- [WORK REQUEST] Take the data below and copy exactly the lines starting at the one with "- dissociation energy D0: 2.99 eV" and finishing at the one with "- dipole moment", both included.

▬▬▬▬▬▬▬▬▬▬

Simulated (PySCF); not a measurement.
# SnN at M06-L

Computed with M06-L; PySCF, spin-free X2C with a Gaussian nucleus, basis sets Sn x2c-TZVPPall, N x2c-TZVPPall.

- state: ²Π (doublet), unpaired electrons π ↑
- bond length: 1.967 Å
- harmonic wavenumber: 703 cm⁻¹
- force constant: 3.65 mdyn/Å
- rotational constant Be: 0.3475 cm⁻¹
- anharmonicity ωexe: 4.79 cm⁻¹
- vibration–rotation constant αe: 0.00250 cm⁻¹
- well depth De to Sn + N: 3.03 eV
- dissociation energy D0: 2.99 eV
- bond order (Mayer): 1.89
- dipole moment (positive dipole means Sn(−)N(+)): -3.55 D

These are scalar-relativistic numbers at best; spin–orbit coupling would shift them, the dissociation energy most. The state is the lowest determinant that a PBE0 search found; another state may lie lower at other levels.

▬▬▬▬▬▬▬▬▬▬

- [EXERCISE RESPONSE]
- dissociation energy D0: 2.99 eV
- bond order (Mayer): 1.89
- dipole moment (positive dipole means Sn(−)N(+)): -3.55 D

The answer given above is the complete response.